— Required action —
Once the line containing "These are results" is found in the records below, return it and each following line exactly, up to and including the line containing "Describe the path.", and nothing else.

— Records supplied —
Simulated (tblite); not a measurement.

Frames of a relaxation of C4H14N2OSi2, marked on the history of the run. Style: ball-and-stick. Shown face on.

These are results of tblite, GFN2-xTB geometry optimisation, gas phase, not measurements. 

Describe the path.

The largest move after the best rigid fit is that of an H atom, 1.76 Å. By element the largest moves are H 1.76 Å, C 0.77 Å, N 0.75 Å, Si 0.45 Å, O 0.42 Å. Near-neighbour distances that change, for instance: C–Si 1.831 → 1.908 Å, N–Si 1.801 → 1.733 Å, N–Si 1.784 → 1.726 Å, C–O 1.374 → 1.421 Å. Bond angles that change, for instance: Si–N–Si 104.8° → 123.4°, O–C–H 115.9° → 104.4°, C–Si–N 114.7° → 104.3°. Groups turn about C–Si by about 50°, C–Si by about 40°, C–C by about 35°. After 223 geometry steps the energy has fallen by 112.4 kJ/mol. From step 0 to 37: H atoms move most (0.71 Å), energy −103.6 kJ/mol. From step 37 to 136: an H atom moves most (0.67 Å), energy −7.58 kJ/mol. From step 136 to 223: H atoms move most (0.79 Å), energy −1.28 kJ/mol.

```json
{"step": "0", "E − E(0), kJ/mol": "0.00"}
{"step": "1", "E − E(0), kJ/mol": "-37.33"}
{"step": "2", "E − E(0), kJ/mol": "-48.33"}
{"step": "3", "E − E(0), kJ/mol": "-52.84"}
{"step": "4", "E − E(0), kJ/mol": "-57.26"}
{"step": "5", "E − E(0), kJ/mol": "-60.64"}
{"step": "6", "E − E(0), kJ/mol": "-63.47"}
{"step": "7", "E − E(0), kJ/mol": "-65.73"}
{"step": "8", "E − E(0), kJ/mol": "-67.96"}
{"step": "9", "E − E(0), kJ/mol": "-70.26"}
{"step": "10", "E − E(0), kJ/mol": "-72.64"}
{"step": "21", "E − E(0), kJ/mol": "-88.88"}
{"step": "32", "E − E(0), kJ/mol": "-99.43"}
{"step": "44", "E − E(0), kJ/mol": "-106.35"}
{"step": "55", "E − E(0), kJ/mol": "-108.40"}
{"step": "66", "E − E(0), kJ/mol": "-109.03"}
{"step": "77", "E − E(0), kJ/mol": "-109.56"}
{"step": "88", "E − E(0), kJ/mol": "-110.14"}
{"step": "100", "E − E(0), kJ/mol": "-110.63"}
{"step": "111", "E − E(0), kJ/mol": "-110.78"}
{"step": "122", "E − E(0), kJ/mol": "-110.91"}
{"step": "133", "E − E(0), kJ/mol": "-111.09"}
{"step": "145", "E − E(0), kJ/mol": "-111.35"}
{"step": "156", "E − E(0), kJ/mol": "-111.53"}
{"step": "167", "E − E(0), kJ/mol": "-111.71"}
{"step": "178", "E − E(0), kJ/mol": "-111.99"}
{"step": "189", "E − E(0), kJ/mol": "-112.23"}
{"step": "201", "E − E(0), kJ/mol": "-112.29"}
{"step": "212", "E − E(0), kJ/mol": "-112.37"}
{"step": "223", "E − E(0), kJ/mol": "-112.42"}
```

— Your response —
These are results of tblite, GFN2-xTB geometry optimisation, gas phase, not measurements. 

Describe the path.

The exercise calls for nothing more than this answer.